- - -

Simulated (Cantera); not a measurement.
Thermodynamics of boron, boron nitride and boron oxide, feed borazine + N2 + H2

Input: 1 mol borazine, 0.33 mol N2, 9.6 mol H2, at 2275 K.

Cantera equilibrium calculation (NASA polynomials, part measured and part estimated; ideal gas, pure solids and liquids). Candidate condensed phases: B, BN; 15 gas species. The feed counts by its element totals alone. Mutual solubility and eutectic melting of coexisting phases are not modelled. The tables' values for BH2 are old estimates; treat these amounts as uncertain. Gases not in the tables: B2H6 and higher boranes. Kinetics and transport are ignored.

- - -

Work instruction >>
The data above must be reproduced in full, exactly as given.

Exercise solution >>
Simulated (Cantera); not a measurement.
Thermodynamics of boron, boron nitride and boron oxide, feed borazine + N2 + H2

Input: 1 mol borazine, 0.33 mol N2, 9.6 mol H2, at 2275 K.

Cantera equilibrium calculation (NASA polynomials, part measured and part estimated; ideal gas, pure solids and liquids). Candidate condensed phases: B, BN; 15 gas species. The feed counts by its element totals alone. Mutual solubility and eutectic melting of coexisting phases are not modelled. The tables' values for BH2 are old estimates; treat these amounts as uncertain. Gases not in the tables: B2H6 and higher boranes. Kinetics and transport are ignored.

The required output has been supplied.